= WORK ITEM =
All lines from the one containing "Q: How do energy, volume" down to the one containing "A: Over 31 steps", both ends included, are to be given again exactly; omit the rest of the listing below.

= SUPPLIED ENTRIES =
=== Begin Enclosure ===

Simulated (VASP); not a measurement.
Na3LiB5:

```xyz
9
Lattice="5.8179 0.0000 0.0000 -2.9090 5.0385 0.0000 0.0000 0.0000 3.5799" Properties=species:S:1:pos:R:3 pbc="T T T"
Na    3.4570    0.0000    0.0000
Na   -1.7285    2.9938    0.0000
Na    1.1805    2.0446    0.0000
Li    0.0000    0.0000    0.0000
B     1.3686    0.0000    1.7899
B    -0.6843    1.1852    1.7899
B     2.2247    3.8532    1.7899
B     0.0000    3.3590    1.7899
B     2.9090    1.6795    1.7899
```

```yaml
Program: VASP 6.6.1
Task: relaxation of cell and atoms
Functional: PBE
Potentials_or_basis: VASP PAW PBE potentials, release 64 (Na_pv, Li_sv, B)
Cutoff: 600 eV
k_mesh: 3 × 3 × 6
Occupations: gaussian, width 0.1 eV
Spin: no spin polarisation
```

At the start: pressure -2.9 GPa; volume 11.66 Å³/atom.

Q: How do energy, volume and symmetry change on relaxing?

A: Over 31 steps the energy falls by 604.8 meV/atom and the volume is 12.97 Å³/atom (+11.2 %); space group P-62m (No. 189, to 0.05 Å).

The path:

=== End Enclosure ===

= SOLUTION =
Q: How do energy, volume and symmetry change on relaxing?

A: Over 31 steps the energy falls by 604.8 meV/atom and the volume is 12.97 Å³/atom (+11.2 %); space group P-62m (No. 189, to 0.05 Å).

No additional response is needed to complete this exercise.